─── PROVIDED DATA
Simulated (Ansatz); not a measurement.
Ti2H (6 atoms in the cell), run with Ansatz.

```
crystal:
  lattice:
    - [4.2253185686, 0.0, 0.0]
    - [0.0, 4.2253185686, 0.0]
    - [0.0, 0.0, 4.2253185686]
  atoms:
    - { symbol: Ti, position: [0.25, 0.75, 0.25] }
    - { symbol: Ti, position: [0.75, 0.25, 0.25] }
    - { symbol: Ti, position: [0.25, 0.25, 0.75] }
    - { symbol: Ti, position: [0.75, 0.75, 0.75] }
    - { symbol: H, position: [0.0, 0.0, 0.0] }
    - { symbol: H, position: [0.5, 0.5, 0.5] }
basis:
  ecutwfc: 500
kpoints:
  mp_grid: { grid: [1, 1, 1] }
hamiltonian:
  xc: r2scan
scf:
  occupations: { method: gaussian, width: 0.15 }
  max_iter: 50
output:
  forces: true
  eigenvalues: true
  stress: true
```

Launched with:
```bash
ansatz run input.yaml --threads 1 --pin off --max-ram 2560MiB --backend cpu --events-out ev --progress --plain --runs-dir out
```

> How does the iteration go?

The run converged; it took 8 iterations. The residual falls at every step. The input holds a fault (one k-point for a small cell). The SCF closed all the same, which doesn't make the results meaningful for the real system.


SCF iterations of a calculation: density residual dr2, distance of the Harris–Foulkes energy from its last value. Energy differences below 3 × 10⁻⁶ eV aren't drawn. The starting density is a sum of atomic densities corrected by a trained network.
──────

| WORK ORDER |
In this exercise, repeat the entries above verbatim.

| RESPONSE AREA |
Simulated (Ansatz); not a measurement.
Ti2H (6 atoms in the cell), run with Ansatz.

```
crystal:
  lattice:
    - [4.2253185686, 0.0, 0.0]
    - [0.0, 4.2253185686, 0.0]
    - [0.0, 0.0, 4.2253185686]
  atoms:
    - { symbol: Ti, position: [0.25, 0.75, 0.25] }
    - { symbol: Ti, position: [0.75, 0.25, 0.25] }
    - { symbol: Ti, position: [0.25, 0.25, 0.75] }
    - { symbol: Ti, position: [0.75, 0.75, 0.75] }
    - { symbol: H, position: [0.0, 0.0, 0.0] }
    - { symbol: H, position: [0.5, 0.5, 0.5] }
basis:
  ecutwfc: 500
kpoints:
  mp_grid: { grid: [1, 1, 1] }
hamiltonian:
  xc: r2scan
scf:
  occupations: { method: gaussian, width: 0.15 }
  max_iter: 50
output:
  forces: true
  eigenvalues: true
  stress: true
```

Launched with:
```bash
ansatz run input.yaml --threads 1 --pin off --max-ram 2560MiB --backend cpu --events-out ev --progress --plain --runs-dir out
```

> How does the iteration go?

The run converged; it took 8 iterations. The residual falls at every step. The input holds a fault (one k-point for a small cell). The SCF closed all the same, which doesn't make the results meaningful for the real system.


SCF iterations of a calculation: density residual dr2, distance of the Harris–Foulkes energy from its last value. Energy differences below 3 × 10⁻⁶ eV aren't drawn. The starting density is a sum of atomic densities corrected by a trained network.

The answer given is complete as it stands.